> _Activity_:
Within the listing below, please copy exactly the lines between the line holding "-0.39 | -0.41 |" and the line holding "The gap is indirect, 2.69", inclusive.

> _Source information_:
● ● ● ●
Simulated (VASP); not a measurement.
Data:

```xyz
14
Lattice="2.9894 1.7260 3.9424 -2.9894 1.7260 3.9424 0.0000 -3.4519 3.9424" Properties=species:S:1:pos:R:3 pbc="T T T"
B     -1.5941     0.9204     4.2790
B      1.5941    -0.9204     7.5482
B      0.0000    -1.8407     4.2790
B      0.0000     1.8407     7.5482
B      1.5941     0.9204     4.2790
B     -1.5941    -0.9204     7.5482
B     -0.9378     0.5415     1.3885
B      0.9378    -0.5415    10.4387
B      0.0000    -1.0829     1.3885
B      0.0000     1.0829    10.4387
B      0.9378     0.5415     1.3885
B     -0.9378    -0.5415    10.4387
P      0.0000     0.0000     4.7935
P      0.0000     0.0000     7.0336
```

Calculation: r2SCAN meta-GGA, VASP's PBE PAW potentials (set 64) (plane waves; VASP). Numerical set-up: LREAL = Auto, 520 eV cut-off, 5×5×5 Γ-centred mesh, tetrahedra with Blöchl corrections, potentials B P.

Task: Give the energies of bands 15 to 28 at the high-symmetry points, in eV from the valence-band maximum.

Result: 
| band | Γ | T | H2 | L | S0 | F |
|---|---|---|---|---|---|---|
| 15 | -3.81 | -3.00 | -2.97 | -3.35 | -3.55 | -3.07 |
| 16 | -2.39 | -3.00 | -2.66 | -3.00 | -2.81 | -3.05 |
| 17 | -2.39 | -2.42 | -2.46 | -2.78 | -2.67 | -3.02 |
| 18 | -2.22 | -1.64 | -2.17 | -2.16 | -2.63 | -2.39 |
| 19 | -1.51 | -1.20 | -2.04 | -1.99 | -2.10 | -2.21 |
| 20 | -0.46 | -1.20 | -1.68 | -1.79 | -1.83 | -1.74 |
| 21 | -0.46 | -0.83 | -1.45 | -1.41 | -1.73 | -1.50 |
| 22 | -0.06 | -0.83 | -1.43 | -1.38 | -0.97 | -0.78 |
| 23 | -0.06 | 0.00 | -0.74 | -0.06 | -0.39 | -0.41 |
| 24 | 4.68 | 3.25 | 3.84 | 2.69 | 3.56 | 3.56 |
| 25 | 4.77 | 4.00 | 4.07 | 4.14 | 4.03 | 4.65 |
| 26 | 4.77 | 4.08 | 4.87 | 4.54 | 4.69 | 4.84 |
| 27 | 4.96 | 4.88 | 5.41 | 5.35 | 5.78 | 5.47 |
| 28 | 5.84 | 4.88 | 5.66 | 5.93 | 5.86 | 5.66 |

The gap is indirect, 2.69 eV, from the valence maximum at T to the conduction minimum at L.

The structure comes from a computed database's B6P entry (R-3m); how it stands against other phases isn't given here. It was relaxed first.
● ● ● ●

> _Task solution_:
| 23 | -0.06 | 0.00 | -0.74 | -0.06 | -0.39 | -0.41 |
| 24 | 4.68 | 3.25 | 3.84 | 2.69 | 3.56 | 3.56 |
| 25 | 4.77 | 4.00 | 4.07 | 4.14 | 4.03 | 4.65 |
| 26 | 4.77 | 4.08 | 4.87 | 4.54 | 4.69 | 4.84 |
| 27 | 4.96 | 4.88 | 5.41 | 5.35 | 5.78 | 5.47 |
| 28 | 5.84 | 4.88 | 5.66 | 5.93 | 5.86 | 5.66 |

The gap is indirect, 2.69 eV, from the valence maximum at T to the conduction minimum at L.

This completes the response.